A complete copy of the entries, exactly as written, is the expected result.

################

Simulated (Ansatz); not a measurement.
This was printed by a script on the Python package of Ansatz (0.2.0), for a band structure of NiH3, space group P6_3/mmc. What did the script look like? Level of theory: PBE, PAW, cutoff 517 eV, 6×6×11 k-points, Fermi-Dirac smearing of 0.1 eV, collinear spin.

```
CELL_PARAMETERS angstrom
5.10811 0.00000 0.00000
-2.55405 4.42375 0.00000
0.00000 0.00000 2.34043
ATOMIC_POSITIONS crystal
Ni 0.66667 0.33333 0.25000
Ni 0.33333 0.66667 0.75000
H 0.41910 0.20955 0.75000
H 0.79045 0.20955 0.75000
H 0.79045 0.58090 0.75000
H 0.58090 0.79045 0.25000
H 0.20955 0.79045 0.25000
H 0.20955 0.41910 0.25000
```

################

Task answer:
Simulated (Ansatz); not a measurement.
This was printed by a script on the Python package of Ansatz (0.2.0), for a band structure of NiH3, space group P6_3/mmc. What did the script look like? Level of theory: PBE, PAW, cutoff 517 eV, 6×6×11 k-points, Fermi-Dirac smearing of 0.1 eV, collinear spin.

```
CELL_PARAMETERS angstrom
5.10811 0.00000 0.00000
-2.55405 4.42375 0.00000
0.00000 0.00000 2.34043
ATOMIC_POSITIONS crystal
Ni 0.66667 0.33333 0.25000
Ni 0.33333 0.66667 0.75000
H 0.41910 0.20955 0.75000
H 0.79045 0.20955 0.75000
H 0.79045 0.58090 0.75000
H 0.58090 0.79045 0.25000
H 0.20955 0.79045 0.25000
H 0.20955 0.41910 0.25000
```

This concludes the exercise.